### EXTRACTED RECORDS ###
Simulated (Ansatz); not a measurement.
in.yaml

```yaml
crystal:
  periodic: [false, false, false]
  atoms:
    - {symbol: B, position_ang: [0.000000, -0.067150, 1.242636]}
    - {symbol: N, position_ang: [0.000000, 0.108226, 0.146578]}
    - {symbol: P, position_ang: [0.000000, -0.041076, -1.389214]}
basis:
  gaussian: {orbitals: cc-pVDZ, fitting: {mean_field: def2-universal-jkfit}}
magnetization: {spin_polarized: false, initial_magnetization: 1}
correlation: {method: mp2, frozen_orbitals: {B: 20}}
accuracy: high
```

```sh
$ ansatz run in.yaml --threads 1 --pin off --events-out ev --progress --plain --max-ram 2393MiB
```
###

Print out an identical copy of the whole listing.

Simulated (Ansatz); not a measurement.
in.yaml

```yaml
crystal:
  periodic: [false, false, false]
  atoms:
    - {symbol: B, position_ang: [0.000000, -0.067150, 1.242636]}
    - {symbol: N, position_ang: [0.000000, 0.108226, 0.146578]}
    - {symbol: P, position_ang: [0.000000, -0.041076, -1.389214]}
basis:
  gaussian: {orbitals: cc-pVDZ, fitting: {mean_field: def2-universal-jkfit}}
magnetization: {spin_polarized: false, initial_magnetization: 1}
correlation: {method: mp2, frozen_orbitals: {B: 20}}
accuracy: high
```

```sh
$ ansatz run in.yaml --threads 1 --pin off --events-out ev --progress --plain --max-ram 2393MiB
```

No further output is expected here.